• **Listed entries**:
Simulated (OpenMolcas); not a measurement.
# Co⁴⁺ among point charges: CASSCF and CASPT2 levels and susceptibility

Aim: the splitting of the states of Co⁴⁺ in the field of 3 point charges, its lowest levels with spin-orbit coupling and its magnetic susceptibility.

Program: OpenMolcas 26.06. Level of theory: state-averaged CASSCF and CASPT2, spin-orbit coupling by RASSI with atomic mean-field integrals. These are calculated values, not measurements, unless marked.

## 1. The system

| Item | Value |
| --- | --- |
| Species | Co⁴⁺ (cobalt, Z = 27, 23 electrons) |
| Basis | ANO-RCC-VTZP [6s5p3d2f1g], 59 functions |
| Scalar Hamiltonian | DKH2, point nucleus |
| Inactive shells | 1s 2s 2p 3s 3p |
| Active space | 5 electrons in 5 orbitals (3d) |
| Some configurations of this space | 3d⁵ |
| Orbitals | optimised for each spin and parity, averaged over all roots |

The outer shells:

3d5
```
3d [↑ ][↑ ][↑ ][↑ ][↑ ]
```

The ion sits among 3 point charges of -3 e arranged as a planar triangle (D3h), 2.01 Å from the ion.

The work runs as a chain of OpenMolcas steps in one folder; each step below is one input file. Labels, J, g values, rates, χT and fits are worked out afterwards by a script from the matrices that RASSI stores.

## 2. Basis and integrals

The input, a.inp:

• **Assignment**: With nothing added or left out, print the data again.

• **Exercise output**:
Simulated (OpenMolcas); not a measurement.
# Co⁴⁺ among point charges: CASSCF and CASPT2 levels and susceptibility

Aim: the splitting of the states of Co⁴⁺ in the field of 3 point charges, its lowest levels with spin-orbit coupling and its magnetic susceptibility.

Program: OpenMolcas 26.06. Level of theory: state-averaged CASSCF and CASPT2, spin-orbit coupling by RASSI with atomic mean-field integrals. These are calculated values, not measurements, unless marked.

## 1. The system

| Item | Value |
| --- | --- |
| Species | Co⁴⁺ (cobalt, Z = 27, 23 electrons) |
| Basis | ANO-RCC-VTZP [6s5p3d2f1g], 59 functions |
| Scalar Hamiltonian | DKH2, point nucleus |
| Inactive shells | 1s 2s 2p 3s 3p |
| Active space | 5 electrons in 5 orbitals (3d) |
| Some configurations of this space | 3d⁵ |
| Orbitals | optimised for each spin and parity, averaged over all roots |

The outer shells:

3d5
```
3d [↑ ][↑ ][↑ ][↑ ][↑ ]
```

The ion sits among 3 point charges of -3 e arranged as a planar triangle (D3h), 2.01 Å from the ion.

The work runs as a chain of OpenMolcas steps in one folder; each step below is one input file. Labels, J, g values, rates, χT and fits are worked out afterwards by a script from the matrices that RASSI stores.

## 2. Basis and integrals

The input, a.inp:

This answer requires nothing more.